§ EXERCISE: Exact copies of the records below are required.

§ SUPPLIED DATA:
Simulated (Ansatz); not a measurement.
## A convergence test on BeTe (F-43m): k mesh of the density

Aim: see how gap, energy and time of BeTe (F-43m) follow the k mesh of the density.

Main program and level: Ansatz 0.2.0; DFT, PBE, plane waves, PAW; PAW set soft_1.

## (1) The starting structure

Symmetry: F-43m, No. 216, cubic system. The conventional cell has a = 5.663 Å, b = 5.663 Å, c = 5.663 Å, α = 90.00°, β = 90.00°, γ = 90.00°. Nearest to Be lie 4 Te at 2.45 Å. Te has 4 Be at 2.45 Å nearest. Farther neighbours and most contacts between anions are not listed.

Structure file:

§ ANSWER BOX:
Simulated (Ansatz); not a measurement.
## A convergence test on BeTe (F-43m): k mesh of the density

Aim: see how gap, energy and time of BeTe (F-43m) follow the k mesh of the density.

Main program and level: Ansatz 0.2.0; DFT, PBE, plane waves, PAW; PAW set soft_1.

## (1) The starting structure

Symmetry: F-43m, No. 216, cubic system. The conventional cell has a = 5.663 Å, b = 5.663 Å, c = 5.663 Å, α = 90.00°, β = 90.00°, γ = 90.00°. Nearest to Be lie 4 Te at 2.45 Å. Te has 4 Be at 2.45 Å nearest. Farther neighbours and most contacts between anions are not listed.

Structure file:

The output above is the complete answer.